» **WORK ORDER**
Each record listed below is to be output exactly as written.

● ● ● ●

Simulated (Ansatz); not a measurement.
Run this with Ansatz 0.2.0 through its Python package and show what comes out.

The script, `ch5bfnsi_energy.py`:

● ● ● ●

» **RESPONSE AREA**
Simulated (Ansatz); not a measurement.
Run this with Ansatz 0.2.0 through its Python package and show what comes out.

The script, `ch5bfnsi_energy.py`:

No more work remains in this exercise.